Work request>
Word for word, copy the records that follow.

##########
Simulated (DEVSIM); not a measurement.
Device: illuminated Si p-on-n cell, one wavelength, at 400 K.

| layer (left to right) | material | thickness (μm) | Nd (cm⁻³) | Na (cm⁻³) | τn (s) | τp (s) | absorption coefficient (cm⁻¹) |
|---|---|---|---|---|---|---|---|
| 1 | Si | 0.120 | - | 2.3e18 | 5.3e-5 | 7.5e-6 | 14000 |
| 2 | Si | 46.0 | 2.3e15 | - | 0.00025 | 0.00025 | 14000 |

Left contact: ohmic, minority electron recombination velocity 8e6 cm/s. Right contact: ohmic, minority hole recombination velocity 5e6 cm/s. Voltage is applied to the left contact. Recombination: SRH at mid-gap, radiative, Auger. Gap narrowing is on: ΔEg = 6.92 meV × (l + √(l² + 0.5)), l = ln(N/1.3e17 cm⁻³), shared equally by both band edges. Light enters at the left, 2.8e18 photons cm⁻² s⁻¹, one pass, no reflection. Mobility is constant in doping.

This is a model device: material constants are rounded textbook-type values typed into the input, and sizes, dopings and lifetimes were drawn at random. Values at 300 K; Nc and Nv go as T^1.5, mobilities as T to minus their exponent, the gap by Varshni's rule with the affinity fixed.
##########

Result>
Simulated (DEVSIM); not a measurement.
Device: illuminated Si p-on-n cell, one wavelength, at 400 K.

| layer (left to right) | material | thickness (μm) | Nd (cm⁻³) | Na (cm⁻³) | τn (s) | τp (s) | absorption coefficient (cm⁻¹) |
|---|---|---|---|---|---|---|---|
| 1 | Si | 0.120 | - | 2.3e18 | 5.3e-5 | 7.5e-6 | 14000 |
| 2 | Si | 46.0 | 2.3e15 | - | 0.00025 | 0.00025 | 14000 |

Left contact: ohmic, minority electron recombination velocity 8e6 cm/s. Right contact: ohmic, minority hole recombination velocity 5e6 cm/s. Voltage is applied to the left contact. Recombination: SRH at mid-gap, radiative, Auger. Gap narrowing is on: ΔEg = 6.92 meV × (l + √(l² + 0.5)), l = ln(N/1.3e17 cm⁻³), shared equally by both band edges. Light enters at the left, 2.8e18 photons cm⁻² s⁻¹, one pass, no reflection. Mobility is constant in doping.

This is a model device: material constants are rounded textbook-type values typed into the input, and sizes, dopings and lifetimes were drawn at random. Values at 300 K; Nc and Nv go as T^1.5, mobilities as T to minus their exponent, the gap by Varshni's rule with the affinity fixed.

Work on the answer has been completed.